* [Task item]:
Each entry below must be repeated word for word.

* [Given information]:
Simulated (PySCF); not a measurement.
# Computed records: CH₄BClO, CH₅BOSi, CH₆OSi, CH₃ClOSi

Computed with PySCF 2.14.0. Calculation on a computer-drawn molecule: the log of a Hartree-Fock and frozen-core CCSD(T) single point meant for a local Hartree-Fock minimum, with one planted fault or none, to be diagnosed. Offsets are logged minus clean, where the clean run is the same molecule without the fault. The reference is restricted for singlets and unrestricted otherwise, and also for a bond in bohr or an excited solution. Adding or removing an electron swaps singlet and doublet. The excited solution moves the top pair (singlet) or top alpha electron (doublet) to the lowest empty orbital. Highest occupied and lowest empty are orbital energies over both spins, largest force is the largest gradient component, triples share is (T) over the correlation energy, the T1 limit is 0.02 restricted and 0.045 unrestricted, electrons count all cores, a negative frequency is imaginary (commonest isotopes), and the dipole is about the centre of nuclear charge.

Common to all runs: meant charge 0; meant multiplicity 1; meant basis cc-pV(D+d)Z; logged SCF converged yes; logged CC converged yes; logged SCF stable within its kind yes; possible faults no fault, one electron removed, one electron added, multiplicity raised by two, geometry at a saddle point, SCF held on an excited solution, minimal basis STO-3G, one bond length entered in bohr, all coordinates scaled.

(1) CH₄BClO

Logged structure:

* [Reply]:
Simulated (PySCF); not a measurement.
# Computed records: CH₄BClO, CH₅BOSi, CH₆OSi, CH₃ClOSi

Computed with PySCF 2.14.0. Calculation on a computer-drawn molecule: the log of a Hartree-Fock and frozen-core CCSD(T) single point meant for a local Hartree-Fock minimum, with one planted fault or none, to be diagnosed. Offsets are logged minus clean, where the clean run is the same molecule without the fault. The reference is restricted for singlets and unrestricted otherwise, and also for a bond in bohr or an excited solution. Adding or removing an electron swaps singlet and doublet. The excited solution moves the top pair (singlet) or top alpha electron (doublet) to the lowest empty orbital. Highest occupied and lowest empty are orbital energies over both spins, largest force is the largest gradient component, triples share is (T) over the correlation energy, the T1 limit is 0.02 restricted and 0.045 unrestricted, electrons count all cores, a negative frequency is imaginary (commonest isotopes), and the dipole is about the centre of nuclear charge.

Common to all runs: meant charge 0; meant multiplicity 1; meant basis cc-pV(D+d)Z; logged SCF converged yes; logged CC converged yes; logged SCF stable within its kind yes; possible faults no fault, one electron removed, one electron added, multiplicity raised by two, geometry at a saddle point, SCF held on an excited solution, minimal basis STO-3G, one bond length entered in bohr, all coordinates scaled.

(1) CH₄BClO

Logged structure:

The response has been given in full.